((

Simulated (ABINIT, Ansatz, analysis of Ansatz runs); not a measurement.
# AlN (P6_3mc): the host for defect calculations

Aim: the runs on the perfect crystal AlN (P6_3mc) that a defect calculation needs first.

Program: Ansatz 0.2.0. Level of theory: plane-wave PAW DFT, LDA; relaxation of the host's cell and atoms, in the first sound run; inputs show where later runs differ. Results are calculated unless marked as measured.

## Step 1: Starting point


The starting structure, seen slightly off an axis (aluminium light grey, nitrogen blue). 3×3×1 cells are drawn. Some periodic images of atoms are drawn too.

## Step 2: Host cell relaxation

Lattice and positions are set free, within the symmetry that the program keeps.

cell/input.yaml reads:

))

- **Brief**
Write all the entries again precisely as they were given.

- **Written solution**
Simulated (ABINIT, Ansatz, analysis of Ansatz runs); not a measurement.
# AlN (P6_3mc): the host for defect calculations

Aim: the runs on the perfect crystal AlN (P6_3mc) that a defect calculation needs first.

Program: Ansatz 0.2.0. Level of theory: plane-wave PAW DFT, LDA; relaxation of the host's cell and atoms, in the first sound run; inputs show where later runs differ. Results are calculated unless marked as measured.

## Step 1: Starting point


The starting structure, seen slightly off an axis (aluminium light grey, nitrogen blue). 3×3×1 cells are drawn. Some periodic images of atoms are drawn too.

## Step 2: Host cell relaxation

Lattice and positions are set free, within the symmetry that the program keeps.

cell/input.yaml reads:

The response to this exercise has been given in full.